Work request → Copy the entries exactly, through the "KPOINTS.step1" line.

(Dataset entries begins)

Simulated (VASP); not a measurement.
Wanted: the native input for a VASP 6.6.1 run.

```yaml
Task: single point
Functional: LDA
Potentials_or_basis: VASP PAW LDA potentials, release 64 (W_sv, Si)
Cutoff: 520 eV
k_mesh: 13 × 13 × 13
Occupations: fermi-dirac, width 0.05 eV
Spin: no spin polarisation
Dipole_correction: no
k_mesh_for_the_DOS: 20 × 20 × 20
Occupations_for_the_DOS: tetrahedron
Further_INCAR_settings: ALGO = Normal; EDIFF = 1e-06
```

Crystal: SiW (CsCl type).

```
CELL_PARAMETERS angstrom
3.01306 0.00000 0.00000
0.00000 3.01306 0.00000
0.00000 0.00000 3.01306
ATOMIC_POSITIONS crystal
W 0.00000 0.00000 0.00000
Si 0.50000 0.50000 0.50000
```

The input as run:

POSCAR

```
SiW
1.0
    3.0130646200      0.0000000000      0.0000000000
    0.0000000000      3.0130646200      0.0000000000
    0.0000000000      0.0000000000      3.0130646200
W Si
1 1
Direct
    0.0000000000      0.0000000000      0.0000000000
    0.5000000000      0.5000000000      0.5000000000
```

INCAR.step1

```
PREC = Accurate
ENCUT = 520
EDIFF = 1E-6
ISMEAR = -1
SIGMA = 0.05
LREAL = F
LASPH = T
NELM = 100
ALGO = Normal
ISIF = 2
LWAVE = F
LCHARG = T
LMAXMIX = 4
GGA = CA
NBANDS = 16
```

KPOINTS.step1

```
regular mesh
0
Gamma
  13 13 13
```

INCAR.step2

(Dataset entries ends)

Problem solution →
Simulated (VASP); not a measurement.
Wanted: the native input for a VASP 6.6.1 run.

```yaml
Task: single point
Functional: LDA
Potentials_or_basis: VASP PAW LDA potentials, release 64 (W_sv, Si)
Cutoff: 520 eV
k_mesh: 13 × 13 × 13
Occupations: fermi-dirac, width 0.05 eV
Spin: no spin polarisation
Dipole_correction: no
k_mesh_for_the_DOS: 20 × 20 × 20
Occupations_for_the_DOS: tetrahedron
Further_INCAR_settings: ALGO = Normal; EDIFF = 1e-06
```

Crystal: SiW (CsCl type).

```
CELL_PARAMETERS angstrom
3.01306 0.00000 0.00000
0.00000 3.01306 0.00000
0.00000 0.00000 3.01306
ATOMIC_POSITIONS crystal
W 0.00000 0.00000 0.00000
Si 0.50000 0.50000 0.50000
```

The input as run:

POSCAR

```
SiW
1.0
    3.0130646200      0.0000000000      0.0000000000
    0.0000000000      3.0130646200      0.0000000000
    0.0000000000      0.0000000000      3.0130646200
W Si
1 1
Direct
    0.0000000000      0.0000000000      0.0000000000
    0.5000000000      0.5000000000      0.5000000000
```

INCAR.step1

```
PREC = Accurate
ENCUT = 520
EDIFF = 1E-6
ISMEAR = -1
SIGMA = 0.05
LREAL = F
LASPH = T
NELM = 100
ALGO = Normal
ISIF = 2
LWAVE = F
LCHARG = T
LMAXMIX = 4
GGA = CA
NBANDS = 16
```

KPOINTS.step1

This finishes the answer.